§ REQUIRED ACTION: From the listing below, reproduce word for word the part that opens with the line containing "Aim: the electronic" and closes with the line containing "PN has 2 atoms, charge"; reproduce nothing else.

--------

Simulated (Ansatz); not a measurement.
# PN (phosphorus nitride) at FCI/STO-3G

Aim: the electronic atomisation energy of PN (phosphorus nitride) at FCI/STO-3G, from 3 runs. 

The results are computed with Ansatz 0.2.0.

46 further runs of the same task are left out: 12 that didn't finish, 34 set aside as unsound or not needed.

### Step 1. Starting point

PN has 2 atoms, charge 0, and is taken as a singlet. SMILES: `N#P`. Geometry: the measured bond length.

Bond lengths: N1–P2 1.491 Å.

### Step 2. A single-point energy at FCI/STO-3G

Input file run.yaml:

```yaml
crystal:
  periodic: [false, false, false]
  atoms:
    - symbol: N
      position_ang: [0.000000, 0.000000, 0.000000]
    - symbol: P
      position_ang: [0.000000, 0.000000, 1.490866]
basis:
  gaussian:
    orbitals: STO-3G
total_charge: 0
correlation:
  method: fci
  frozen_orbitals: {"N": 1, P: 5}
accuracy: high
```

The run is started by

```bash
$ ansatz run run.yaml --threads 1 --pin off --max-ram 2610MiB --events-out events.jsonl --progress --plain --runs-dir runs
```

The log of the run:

--------

§ PROBLEM SOLUTION:
Aim: the electronic atomisation energy of PN (phosphorus nitride) at FCI/STO-3G, from 3 runs. 

The results are computed with Ansatz 0.2.0.

46 further runs of the same task are left out: 12 that didn't finish, 34 set aside as unsound or not needed.

### Step 1. Starting point

PN has 2 atoms, charge 0, and is taken as a singlet. SMILES: `N#P`. Geometry: the measured bond length.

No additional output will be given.